Recorded information ::
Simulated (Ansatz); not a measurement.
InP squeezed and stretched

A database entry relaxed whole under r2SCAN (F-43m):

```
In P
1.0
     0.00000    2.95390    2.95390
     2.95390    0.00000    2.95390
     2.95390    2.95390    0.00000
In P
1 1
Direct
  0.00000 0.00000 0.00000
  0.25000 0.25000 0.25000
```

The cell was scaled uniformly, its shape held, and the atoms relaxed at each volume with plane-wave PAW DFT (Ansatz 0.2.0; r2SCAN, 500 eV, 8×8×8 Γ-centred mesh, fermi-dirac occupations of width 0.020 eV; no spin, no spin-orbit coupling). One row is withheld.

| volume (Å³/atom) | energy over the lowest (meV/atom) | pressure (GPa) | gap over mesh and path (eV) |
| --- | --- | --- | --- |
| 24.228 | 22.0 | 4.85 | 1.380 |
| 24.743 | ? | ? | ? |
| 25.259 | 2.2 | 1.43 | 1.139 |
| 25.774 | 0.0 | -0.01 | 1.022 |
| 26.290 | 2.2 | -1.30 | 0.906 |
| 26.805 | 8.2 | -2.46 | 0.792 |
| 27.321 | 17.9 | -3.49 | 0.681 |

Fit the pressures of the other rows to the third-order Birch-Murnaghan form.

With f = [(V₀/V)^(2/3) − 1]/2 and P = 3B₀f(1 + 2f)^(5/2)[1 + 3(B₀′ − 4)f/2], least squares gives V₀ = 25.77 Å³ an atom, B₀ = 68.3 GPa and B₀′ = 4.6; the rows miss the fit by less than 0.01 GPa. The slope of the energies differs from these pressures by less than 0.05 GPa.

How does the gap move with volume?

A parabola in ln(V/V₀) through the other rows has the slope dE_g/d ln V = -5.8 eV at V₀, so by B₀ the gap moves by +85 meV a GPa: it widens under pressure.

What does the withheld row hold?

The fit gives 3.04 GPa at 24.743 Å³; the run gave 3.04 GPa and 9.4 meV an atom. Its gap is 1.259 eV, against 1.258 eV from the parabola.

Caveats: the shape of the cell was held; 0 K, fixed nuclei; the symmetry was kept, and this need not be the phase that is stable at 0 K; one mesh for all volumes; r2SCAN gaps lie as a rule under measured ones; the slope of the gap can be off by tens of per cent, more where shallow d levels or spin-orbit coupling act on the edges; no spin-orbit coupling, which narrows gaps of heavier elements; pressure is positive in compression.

Work instruction :: Set down only the lines above that fall between the line holding "4.85 | 1.380 |" and the line holding "What does the withheld row hold?", inclusive, keeping each exact.

Task answer ::
| 24.228 | 22.0 | 4.85 | 1.380 |
| 24.743 | ? | ? | ? |
| 25.259 | 2.2 | 1.43 | 1.139 |
| 25.774 | 0.0 | -0.01 | 1.022 |
| 26.290 | 2.2 | -1.30 | 0.906 |
| 26.805 | 8.2 | -2.46 | 0.792 |
| 27.321 | 17.9 | -3.49 | 0.681 |

Fit the pressures of the other rows to the third-order Birch-Murnaghan form.

With f = [(V₀/V)^(2/3) − 1]/2 and P = 3B₀f(1 + 2f)^(5/2)[1 + 3(B₀′ − 4)f/2], least squares gives V₀ = 25.77 Å³ an atom, B₀ = 68.3 GPa and B₀′ = 4.6; the rows miss the fit by less than 0.01 GPa. The slope of the energies differs from these pressures by less than 0.05 GPa.

How does the gap move with volume?

A parabola in ln(V/V₀) through the other rows has the slope dE_g/d ln V = -5.8 eV at V₀, so by B₀ the gap moves by +85 meV a GPa: it widens under pressure.

What does the withheld row hold?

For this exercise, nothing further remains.